Segment Start: MATERIAL SUPPLIED
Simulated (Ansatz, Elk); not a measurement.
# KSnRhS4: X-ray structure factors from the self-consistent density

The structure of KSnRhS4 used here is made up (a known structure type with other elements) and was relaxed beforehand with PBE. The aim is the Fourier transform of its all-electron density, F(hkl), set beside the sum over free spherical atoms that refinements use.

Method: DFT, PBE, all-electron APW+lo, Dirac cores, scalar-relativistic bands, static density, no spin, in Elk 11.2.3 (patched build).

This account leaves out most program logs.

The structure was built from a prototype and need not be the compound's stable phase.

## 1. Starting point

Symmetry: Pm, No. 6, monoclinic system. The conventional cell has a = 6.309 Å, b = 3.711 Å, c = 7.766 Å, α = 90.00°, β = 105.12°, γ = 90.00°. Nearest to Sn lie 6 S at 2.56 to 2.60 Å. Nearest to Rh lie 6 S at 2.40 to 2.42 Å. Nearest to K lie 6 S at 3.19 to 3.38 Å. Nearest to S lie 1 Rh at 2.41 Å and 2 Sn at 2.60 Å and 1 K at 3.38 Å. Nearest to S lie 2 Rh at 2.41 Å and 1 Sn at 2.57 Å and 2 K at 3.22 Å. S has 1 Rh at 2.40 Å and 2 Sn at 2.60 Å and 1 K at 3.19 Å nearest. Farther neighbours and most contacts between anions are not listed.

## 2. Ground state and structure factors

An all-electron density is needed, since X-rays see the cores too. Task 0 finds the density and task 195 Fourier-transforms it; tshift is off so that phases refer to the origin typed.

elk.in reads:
Segment End: MATERIAL SUPPLIED

(ACTION ITEM):
Copy the lines of the data above exactly as written, beginning with the line containing "This account leaves out most program logs." and ending with the line containing "An all-electron density", and leave out all other lines.

(WORKED SOLUTION):
This account leaves out most program logs.

The structure was built from a prototype and need not be the compound's stable phase.

## 1. Starting point

Symmetry: Pm, No. 6, monoclinic system. The conventional cell has a = 6.309 Å, b = 3.711 Å, c = 7.766 Å, α = 90.00°, β = 105.12°, γ = 90.00°. Nearest to Sn lie 6 S at 2.56 to 2.60 Å. Nearest to Rh lie 6 S at 2.40 to 2.42 Å. Nearest to K lie 6 S at 3.19 to 3.38 Å. Nearest to S lie 1 Rh at 2.41 Å and 2 Sn at 2.60 Å and 1 K at 3.38 Å. Nearest to S lie 2 Rh at 2.41 Å and 1 Sn at 2.57 Å and 2 K at 3.22 Å. S has 1 Rh at 2.40 Å and 2 Sn at 2.60 Å and 1 K at 3.19 Å nearest. Farther neighbours and most contacts between anions are not listed.

## 2. Ground state and structure factors

An all-electron density is needed, since X-rays see the cores too. Task 0 finds the density and task 195 Fourier-transforms it; tshift is off so that phases refer to the origin typed.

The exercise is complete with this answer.